* Information supplied *
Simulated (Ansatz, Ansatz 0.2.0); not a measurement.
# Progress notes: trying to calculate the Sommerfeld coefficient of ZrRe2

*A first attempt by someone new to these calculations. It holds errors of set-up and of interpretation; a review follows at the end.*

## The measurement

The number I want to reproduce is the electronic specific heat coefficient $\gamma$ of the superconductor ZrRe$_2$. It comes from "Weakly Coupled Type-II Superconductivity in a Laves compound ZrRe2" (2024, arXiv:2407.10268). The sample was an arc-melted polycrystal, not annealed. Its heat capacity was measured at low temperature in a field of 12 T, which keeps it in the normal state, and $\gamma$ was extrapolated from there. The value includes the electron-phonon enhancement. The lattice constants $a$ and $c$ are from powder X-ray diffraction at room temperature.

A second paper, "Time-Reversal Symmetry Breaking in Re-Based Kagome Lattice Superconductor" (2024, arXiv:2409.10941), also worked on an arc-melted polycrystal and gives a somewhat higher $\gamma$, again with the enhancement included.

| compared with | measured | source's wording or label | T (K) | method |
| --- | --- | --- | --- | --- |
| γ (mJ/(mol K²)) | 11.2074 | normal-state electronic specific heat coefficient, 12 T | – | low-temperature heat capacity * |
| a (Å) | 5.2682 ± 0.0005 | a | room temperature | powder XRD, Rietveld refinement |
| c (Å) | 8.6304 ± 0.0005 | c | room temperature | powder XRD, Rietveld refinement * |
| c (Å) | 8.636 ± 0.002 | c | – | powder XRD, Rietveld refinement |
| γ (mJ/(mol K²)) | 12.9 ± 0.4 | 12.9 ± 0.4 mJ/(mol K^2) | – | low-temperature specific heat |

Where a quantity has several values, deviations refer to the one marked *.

* Work instruction *
Output all entries exactly as given above.

* Your response *
Simulated (Ansatz, Ansatz 0.2.0); not a measurement.
# Progress notes: trying to calculate the Sommerfeld coefficient of ZrRe2

*A first attempt by someone new to these calculations. It holds errors of set-up and of interpretation; a review follows at the end.*

## The measurement

The number I want to reproduce is the electronic specific heat coefficient $\gamma$ of the superconductor ZrRe$_2$. It comes from "Weakly Coupled Type-II Superconductivity in a Laves compound ZrRe2" (2024, arXiv:2407.10268). The sample was an arc-melted polycrystal, not annealed. Its heat capacity was measured at low temperature in a field of 12 T, which keeps it in the normal state, and $\gamma$ was extrapolated from there. The value includes the electron-phonon enhancement. The lattice constants $a$ and $c$ are from powder X-ray diffraction at room temperature.

A second paper, "Time-Reversal Symmetry Breaking in Re-Based Kagome Lattice Superconductor" (2024, arXiv:2409.10941), also worked on an arc-melted polycrystal and gives a somewhat higher $\gamma$, again with the enhancement included.

| compared with | measured | source's wording or label | T (K) | method |
| --- | --- | --- | --- | --- |
| γ (mJ/(mol K²)) | 11.2074 | normal-state electronic specific heat coefficient, 12 T | – | low-temperature heat capacity * |
| a (Å) | 5.2682 ± 0.0005 | a | room temperature | powder XRD, Rietveld refinement |
| c (Å) | 8.6304 ± 0.0005 | c | room temperature | powder XRD, Rietveld refinement * |
| c (Å) | 8.636 ± 0.002 | c | – | powder XRD, Rietveld refinement |
| γ (mJ/(mol K²)) | 12.9 ± 0.4 | 12.9 ± 0.4 mJ/(mol K^2) | – | low-temperature specific heat |

Where a quantity has several values, deviations refer to the one marked *.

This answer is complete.